[Required action] Restate the listing below with no word altered.

[Records supplied]
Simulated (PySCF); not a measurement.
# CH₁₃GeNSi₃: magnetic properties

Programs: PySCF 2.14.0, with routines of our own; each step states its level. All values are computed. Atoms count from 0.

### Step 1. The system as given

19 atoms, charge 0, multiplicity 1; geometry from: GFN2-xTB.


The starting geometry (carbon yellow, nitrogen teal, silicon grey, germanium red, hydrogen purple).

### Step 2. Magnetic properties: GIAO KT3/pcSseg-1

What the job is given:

[Problem solution]
Simulated (PySCF); not a measurement.
# CH₁₃GeNSi₃: magnetic properties

Programs: PySCF 2.14.0, with routines of our own; each step states its level. All values are computed. Atoms count from 0.

### Step 1. The system as given

19 atoms, charge 0, multiplicity 1; geometry from: GFN2-xTB.


The starting geometry (carbon yellow, nitrogen teal, silicon grey, germanium red, hydrogen purple).

### Step 2. Magnetic properties: GIAO KT3/pcSseg-1

What the job is given:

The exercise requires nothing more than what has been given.